» Activity: The records that follow are to be repeated exactly, in full.

» Information shown:
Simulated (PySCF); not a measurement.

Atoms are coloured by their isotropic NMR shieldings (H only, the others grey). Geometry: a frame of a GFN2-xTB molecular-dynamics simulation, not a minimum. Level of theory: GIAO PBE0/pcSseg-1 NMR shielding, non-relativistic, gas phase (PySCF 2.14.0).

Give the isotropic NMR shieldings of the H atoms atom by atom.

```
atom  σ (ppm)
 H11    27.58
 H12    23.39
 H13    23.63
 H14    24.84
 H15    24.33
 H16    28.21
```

» Response:
Simulated (PySCF); not a measurement.

Atoms are coloured by their isotropic NMR shieldings (H only, the others grey). Geometry: a frame of a GFN2-xTB molecular-dynamics simulation, not a minimum. Level of theory: GIAO PBE0/pcSseg-1 NMR shielding, non-relativistic, gas phase (PySCF 2.14.0).

Give the isotropic NMR shieldings of the H atoms atom by atom.

```
atom  σ (ppm)
 H11    27.58
 H12    23.39
 H13    23.63
 H14    24.84
 H15    24.33
 H16    28.21
```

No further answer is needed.